━━━━━━━━

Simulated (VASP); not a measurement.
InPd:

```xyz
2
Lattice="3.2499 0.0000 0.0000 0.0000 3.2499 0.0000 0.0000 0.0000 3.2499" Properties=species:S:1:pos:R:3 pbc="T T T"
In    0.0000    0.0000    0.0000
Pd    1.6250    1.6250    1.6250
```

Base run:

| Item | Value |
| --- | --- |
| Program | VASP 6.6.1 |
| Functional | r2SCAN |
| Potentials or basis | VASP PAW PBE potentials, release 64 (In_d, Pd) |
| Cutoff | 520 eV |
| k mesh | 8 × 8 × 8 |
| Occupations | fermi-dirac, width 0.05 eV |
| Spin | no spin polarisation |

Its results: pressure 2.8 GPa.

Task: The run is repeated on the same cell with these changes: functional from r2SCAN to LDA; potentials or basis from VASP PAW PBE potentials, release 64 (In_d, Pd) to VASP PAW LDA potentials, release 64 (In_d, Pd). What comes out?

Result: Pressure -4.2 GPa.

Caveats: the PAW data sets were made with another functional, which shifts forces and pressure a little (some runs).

━━━━━━━━

Exercise:
Reproduce exactly, and only, the part of the listing above that begins at the line with "mesh | 8 × 8 × 8 |" and goes on through the line with "Its results: pressure 2.8 GPa.".

Response:
| k mesh | 8 × 8 × 8 |
| Occupations | fermi-dirac, width 0.05 eV |
| Spin | no spin polarisation |

Its results: pressure 2.8 GPa.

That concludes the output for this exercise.